- [Brief]: A verbatim copy of all entries is the expected output.

== Segment start ==
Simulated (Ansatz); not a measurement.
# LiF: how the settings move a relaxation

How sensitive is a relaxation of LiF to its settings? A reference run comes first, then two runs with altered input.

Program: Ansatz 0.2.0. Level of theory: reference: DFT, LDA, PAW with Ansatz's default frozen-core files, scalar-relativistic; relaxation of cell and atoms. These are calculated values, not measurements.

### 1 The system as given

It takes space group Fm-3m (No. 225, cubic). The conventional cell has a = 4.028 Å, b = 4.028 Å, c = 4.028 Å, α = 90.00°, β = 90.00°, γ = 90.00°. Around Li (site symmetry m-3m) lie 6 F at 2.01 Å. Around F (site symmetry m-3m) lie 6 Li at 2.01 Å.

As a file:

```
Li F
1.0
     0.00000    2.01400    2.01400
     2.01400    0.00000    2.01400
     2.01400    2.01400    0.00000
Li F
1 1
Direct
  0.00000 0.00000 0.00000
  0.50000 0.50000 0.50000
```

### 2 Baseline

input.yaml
== Segment end ==

- [Task output]:
Simulated (Ansatz); not a measurement.
# LiF: how the settings move a relaxation

How sensitive is a relaxation of LiF to its settings? A reference run comes first, then two runs with altered input.

Program: Ansatz 0.2.0. Level of theory: reference: DFT, LDA, PAW with Ansatz's default frozen-core files, scalar-relativistic; relaxation of cell and atoms. These are calculated values, not measurements.

### 1 The system as given

It takes space group Fm-3m (No. 225, cubic). The conventional cell has a = 4.028 Å, b = 4.028 Å, c = 4.028 Å, α = 90.00°, β = 90.00°, γ = 90.00°. Around Li (site symmetry m-3m) lie 6 F at 2.01 Å. Around F (site symmetry m-3m) lie 6 Li at 2.01 Å.

As a file:

```
Li F
1.0
     0.00000    2.01400    2.01400
     2.01400    0.00000    2.01400
     2.01400    2.01400    0.00000
Li F
1 1
Direct
  0.00000 0.00000 0.00000
  0.50000 0.50000 0.50000
```

### 2 Baseline

input.yaml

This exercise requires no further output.